====== DATA FOR ANALYSIS

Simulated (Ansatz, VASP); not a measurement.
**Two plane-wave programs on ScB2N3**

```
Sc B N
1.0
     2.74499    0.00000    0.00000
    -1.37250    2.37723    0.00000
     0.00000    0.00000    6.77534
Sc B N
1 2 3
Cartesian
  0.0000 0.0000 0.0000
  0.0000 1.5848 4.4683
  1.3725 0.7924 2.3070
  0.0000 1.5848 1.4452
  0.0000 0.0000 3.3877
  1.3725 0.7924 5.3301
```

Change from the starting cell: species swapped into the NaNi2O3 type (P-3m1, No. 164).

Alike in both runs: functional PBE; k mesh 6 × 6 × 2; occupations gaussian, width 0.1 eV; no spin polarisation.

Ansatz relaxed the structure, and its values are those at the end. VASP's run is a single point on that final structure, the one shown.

============

Would you return the entries exactly as they stand?

Simulated (Ansatz, VASP); not a measurement.
**Two plane-wave programs on ScB2N3**

```
Sc B N
1.0
     2.74499    0.00000    0.00000
    -1.37250    2.37723    0.00000
     0.00000    0.00000    6.77534
Sc B N
1 2 3
Cartesian
  0.0000 0.0000 0.0000
  0.0000 1.5848 4.4683
  1.3725 0.7924 2.3070
  0.0000 1.5848 1.4452
  0.0000 0.0000 3.3877
  1.3725 0.7924 5.3301
```

Change from the starting cell: species swapped into the NaNi2O3 type (P-3m1, No. 164).

Alike in both runs: functional PBE; k mesh 6 × 6 × 2; occupations gaussian, width 0.1 eV; no spin polarisation.

Ansatz relaxed the structure, and its values are those at the end. VASP's run is a single point on that final structure, the one shown.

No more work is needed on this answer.